> **Task item**: The expected output is every entry, repeated exactly.

> **Provided material**:
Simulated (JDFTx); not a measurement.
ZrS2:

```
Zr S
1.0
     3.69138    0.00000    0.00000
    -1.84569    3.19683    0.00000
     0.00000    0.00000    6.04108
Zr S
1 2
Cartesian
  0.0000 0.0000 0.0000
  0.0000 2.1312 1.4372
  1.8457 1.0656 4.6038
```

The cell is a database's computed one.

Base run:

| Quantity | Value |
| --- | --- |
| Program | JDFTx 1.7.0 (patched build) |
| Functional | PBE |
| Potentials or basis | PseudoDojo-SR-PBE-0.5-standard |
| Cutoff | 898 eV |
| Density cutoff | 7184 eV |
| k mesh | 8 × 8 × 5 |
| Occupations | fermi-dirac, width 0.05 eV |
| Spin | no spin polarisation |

> **Exercise solution**:
Simulated (JDFTx); not a measurement.
ZrS2:

```
Zr S
1.0
     3.69138    0.00000    0.00000
    -1.84569    3.19683    0.00000
     0.00000    0.00000    6.04108
Zr S
1 2
Cartesian
  0.0000 0.0000 0.0000
  0.0000 2.1312 1.4372
  1.8457 1.0656 4.6038
```

The cell is a database's computed one.

Base run:

| Quantity | Value |
| --- | --- |
| Program | JDFTx 1.7.0 (patched build) |
| Functional | PBE |
| Potentials or basis | PseudoDojo-SR-PBE-0.5-standard |
| Cutoff | 898 eV |
| Density cutoff | 7184 eV |
| k mesh | 8 × 8 × 5 |
| Occupations | fermi-dirac, width 0.05 eV |
| Spin | no spin polarisation |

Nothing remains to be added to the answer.